◆ Data supplied ◆
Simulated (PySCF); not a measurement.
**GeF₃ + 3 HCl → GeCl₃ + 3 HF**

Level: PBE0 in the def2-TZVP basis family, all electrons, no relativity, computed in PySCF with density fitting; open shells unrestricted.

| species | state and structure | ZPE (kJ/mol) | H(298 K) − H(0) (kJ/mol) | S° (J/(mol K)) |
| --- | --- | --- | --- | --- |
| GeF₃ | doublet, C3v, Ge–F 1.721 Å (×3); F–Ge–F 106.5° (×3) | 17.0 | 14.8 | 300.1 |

◆ Brief ◆
Write the records above out again precisely.

◆ Worked solution ◆
Simulated (PySCF); not a measurement.
**GeF₃ + 3 HCl → GeCl₃ + 3 HF**

Level: PBE0 in the def2-TZVP basis family, all electrons, no relativity, computed in PySCF with density fitting; open shells unrestricted.

| species | state and structure | ZPE (kJ/mol) | H(298 K) − H(0) (kJ/mol) | S° (J/(mol K)) |
| --- | --- | --- | --- | --- |
| GeF₃ | doublet, C3v, Ge–F 1.721 Å (×3); F–Ge–F 106.5° (×3) | 17.0 | 14.8 | 300.1 |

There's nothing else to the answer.